═══

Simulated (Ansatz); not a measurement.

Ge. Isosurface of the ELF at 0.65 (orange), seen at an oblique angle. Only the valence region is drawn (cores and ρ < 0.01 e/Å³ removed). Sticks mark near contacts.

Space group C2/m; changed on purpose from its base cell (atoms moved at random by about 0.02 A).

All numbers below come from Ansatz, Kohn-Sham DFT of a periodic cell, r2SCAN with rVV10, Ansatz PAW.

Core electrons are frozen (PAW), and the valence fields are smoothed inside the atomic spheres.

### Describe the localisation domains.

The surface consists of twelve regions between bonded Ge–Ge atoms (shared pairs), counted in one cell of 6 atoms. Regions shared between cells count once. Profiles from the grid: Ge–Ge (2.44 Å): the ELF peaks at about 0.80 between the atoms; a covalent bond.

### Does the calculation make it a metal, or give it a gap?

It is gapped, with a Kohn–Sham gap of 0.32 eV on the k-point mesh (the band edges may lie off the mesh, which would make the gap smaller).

═══

Your answer must be the lines from the first line of the records through the line containing "Ge. Isosurface of", copied exactly.

Simulated (Ansatz); not a measurement.

Ge. Isosurface of the ELF at 0.65 (orange), seen at an oblique angle. Only the valence region is drawn (cores and ρ < 0.01 e/Å³ removed). Sticks mark near contacts.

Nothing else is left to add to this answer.